=== WORK ITEM ===
Give again, word for word, each line from the top of the listing through the line that holds "At room temperature".

RECORD SET: Begin
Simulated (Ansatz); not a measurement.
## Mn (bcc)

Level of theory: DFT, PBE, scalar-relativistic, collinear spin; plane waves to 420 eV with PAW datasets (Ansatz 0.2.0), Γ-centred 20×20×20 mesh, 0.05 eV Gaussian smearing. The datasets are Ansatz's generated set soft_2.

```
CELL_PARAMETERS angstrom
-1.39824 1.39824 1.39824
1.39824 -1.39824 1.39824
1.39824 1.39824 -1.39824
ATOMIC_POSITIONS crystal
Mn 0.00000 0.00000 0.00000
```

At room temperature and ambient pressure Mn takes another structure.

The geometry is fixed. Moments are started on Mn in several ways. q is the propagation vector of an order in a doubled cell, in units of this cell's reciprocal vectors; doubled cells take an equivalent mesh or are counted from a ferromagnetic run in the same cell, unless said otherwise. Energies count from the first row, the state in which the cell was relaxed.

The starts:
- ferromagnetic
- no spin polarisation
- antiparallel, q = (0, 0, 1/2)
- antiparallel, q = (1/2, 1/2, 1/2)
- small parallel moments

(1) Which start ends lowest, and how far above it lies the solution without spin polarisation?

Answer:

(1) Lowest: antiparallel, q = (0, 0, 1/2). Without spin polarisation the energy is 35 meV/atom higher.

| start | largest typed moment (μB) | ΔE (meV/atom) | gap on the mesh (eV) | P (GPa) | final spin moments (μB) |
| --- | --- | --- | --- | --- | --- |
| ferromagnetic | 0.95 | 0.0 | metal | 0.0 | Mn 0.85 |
RECORD SET: End

=== ANSWER SECTION ===
Simulated (Ansatz); not a measurement.
## Mn (bcc)

Level of theory: DFT, PBE, scalar-relativistic, collinear spin; plane waves to 420 eV with PAW datasets (Ansatz 0.2.0), Γ-centred 20×20×20 mesh, 0.05 eV Gaussian smearing. The datasets are Ansatz's generated set soft_2.

```
CELL_PARAMETERS angstrom
-1.39824 1.39824 1.39824
1.39824 -1.39824 1.39824
1.39824 1.39824 -1.39824
ATOMIC_POSITIONS crystal
Mn 0.00000 0.00000 0.00000
```

At room temperature and ambient pressure Mn takes another structure.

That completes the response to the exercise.